• INFORMATION:
========

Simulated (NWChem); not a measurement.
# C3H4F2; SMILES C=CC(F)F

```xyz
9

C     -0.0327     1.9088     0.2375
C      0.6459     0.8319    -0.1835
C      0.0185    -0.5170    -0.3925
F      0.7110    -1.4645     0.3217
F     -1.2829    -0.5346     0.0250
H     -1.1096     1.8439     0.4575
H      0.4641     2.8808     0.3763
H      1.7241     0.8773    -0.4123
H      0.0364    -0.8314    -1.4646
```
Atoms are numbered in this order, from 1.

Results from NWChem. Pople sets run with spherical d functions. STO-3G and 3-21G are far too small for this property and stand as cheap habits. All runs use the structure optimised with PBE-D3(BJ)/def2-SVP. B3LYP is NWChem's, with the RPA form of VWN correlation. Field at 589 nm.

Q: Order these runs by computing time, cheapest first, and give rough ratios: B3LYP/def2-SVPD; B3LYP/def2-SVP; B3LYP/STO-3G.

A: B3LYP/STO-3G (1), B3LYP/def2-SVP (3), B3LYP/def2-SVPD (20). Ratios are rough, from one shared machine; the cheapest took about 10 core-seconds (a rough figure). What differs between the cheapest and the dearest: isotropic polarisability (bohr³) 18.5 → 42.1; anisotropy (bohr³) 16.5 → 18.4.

========

• WORK REQUEST:
From the first line of the records above to the line that contains "Q: Order these", quote each line exactly.

• YOUR SOLUTION:
Simulated (NWChem); not a measurement.
# C3H4F2; SMILES C=CC(F)F

```xyz
9

C     -0.0327     1.9088     0.2375
C      0.6459     0.8319    -0.1835
C      0.0185    -0.5170    -0.3925
F      0.7110    -1.4645     0.3217
F     -1.2829    -0.5346     0.0250
H     -1.1096     1.8439     0.4575
H      0.4641     2.8808     0.3763
H      1.7241     0.8773    -0.4123
H      0.0364    -0.8314    -1.4646
```
Atoms are numbered in this order, from 1.

Results from NWChem. Pople sets run with spherical d functions. STO-3G and 3-21G are far too small for this property and stand as cheap habits. All runs use the structure optimised with PBE-D3(BJ)/def2-SVP. B3LYP is NWChem's, with the RPA form of VWN correlation. Field at 589 nm.

Q: Order these runs by computing time, cheapest first, and give rough ratios: B3LYP/def2-SVPD; B3LYP/def2-SVP; B3LYP/STO-3G.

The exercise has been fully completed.